**EXERCISE:**
Once the line containing "One slab, WS2, is" has been written out, stop; until then, restate each line of the entries below word for word from the first.

**DATA SHOWN:**
|---|
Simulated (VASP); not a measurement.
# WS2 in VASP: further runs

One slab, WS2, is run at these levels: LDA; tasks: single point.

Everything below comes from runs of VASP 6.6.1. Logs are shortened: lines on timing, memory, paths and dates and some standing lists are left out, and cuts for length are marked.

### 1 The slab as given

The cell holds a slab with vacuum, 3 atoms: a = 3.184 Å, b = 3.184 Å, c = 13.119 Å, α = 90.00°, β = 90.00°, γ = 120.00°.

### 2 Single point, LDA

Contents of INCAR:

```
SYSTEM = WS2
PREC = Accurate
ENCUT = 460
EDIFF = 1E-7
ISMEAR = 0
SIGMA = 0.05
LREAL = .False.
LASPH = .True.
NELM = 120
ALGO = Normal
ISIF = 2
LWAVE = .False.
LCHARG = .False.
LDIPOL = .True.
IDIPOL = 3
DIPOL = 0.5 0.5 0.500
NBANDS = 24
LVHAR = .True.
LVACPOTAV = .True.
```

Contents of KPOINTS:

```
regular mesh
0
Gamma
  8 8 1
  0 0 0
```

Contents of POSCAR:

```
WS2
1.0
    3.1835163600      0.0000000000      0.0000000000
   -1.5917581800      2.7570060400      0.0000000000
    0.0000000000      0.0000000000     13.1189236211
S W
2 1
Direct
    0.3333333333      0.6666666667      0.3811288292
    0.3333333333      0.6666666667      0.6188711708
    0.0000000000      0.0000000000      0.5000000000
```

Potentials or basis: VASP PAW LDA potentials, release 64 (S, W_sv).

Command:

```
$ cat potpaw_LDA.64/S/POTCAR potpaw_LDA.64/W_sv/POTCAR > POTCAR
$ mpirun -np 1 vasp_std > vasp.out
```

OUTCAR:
|---|

**TASK ANSWER:**
Simulated (VASP); not a measurement.
# WS2 in VASP: further runs

One slab, WS2, is run at these levels: LDA; tasks: single point.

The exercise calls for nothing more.